* [WORK INSTRUCTION]
Of all the lines below, output only those starting at the one with "(eV) | 1.91 |" and ending at the one with "VASP's potentials hold", both ends included, exactly as written.

* [RECORDED DATA]
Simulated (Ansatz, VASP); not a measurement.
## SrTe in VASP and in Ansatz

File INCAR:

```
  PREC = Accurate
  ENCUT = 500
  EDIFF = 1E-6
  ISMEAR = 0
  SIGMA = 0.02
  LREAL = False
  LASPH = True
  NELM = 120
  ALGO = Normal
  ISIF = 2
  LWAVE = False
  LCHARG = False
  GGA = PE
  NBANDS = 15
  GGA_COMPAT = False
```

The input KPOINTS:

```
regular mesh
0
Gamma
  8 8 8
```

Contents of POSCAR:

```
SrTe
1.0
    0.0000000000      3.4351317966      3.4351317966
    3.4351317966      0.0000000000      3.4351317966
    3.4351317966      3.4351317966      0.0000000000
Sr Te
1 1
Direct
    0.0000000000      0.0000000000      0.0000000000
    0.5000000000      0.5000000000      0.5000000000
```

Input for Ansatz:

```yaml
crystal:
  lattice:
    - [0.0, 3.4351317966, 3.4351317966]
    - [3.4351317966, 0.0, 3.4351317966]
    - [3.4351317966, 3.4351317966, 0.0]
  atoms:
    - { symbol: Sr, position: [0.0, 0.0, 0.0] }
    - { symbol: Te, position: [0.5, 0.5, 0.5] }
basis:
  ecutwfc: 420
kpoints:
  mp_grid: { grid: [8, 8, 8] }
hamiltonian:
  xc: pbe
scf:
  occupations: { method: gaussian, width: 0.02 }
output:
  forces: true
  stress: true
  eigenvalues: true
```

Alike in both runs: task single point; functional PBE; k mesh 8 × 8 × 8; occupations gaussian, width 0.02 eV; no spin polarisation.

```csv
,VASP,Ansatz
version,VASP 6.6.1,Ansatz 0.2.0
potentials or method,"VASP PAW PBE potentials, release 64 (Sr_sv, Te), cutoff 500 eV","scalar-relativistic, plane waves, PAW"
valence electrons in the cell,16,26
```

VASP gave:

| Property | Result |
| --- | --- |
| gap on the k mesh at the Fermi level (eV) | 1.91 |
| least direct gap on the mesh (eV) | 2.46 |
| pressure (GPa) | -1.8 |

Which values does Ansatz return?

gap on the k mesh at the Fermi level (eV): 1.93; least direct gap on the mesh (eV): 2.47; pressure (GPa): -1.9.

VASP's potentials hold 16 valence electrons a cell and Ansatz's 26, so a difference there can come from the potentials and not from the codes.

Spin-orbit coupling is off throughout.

* [WRITTEN SOLUTION]
| gap on the k mesh at the Fermi level (eV) | 1.91 |
| least direct gap on the mesh (eV) | 2.46 |
| pressure (GPa) | -1.8 |

Which values does Ansatz return?

gap on the k mesh at the Fermi level (eV): 1.93; least direct gap on the mesh (eV): 2.47; pressure (GPa): -1.9.

VASP's potentials hold 16 valence electrons a cell and Ansatz's 26, so a difference there can come from the potentials and not from the codes.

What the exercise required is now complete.